*** Opening of GIVEN DATA ***

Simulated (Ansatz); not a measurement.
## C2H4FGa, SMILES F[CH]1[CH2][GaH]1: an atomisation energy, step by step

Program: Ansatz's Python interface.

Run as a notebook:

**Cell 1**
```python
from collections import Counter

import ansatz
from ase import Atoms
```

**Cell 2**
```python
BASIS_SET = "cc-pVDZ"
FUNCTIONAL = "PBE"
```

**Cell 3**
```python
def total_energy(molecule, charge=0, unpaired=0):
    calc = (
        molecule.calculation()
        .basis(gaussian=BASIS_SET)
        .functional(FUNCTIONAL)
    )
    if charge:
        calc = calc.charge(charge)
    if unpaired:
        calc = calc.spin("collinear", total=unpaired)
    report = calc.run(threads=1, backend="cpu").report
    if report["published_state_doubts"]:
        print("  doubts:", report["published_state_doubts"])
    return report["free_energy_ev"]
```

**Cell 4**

*** Close of GIVEN DATA ***

WORK REQUEST: Reproduce the listing above word for word.

WORKED SOLUTION:
Simulated (Ansatz); not a measurement.
## C2H4FGa, SMILES F[CH]1[CH2][GaH]1: an atomisation energy, step by step

Program: Ansatz's Python interface.

Run as a notebook:

**Cell 1**
```python
from collections import Counter

import ansatz
from ase import Atoms
```

**Cell 2**
```python
BASIS_SET = "cc-pVDZ"
FUNCTIONAL = "PBE"
```

**Cell 3**
```python
def total_energy(molecule, charge=0, unpaired=0):
    calc = (
        molecule.calculation()
        .basis(gaussian=BASIS_SET)
        .functional(FUNCTIONAL)
    )
    if charge:
        calc = calc.charge(charge)
    if unpaired:
        calc = calc.spin("collinear", total=unpaired)
    report = calc.run(threads=1, backend="cpu").report
    if report["published_state_doubts"]:
        print("  doubts:", report["published_state_doubts"])
    return report["free_energy_ev"]
```

**Cell 4**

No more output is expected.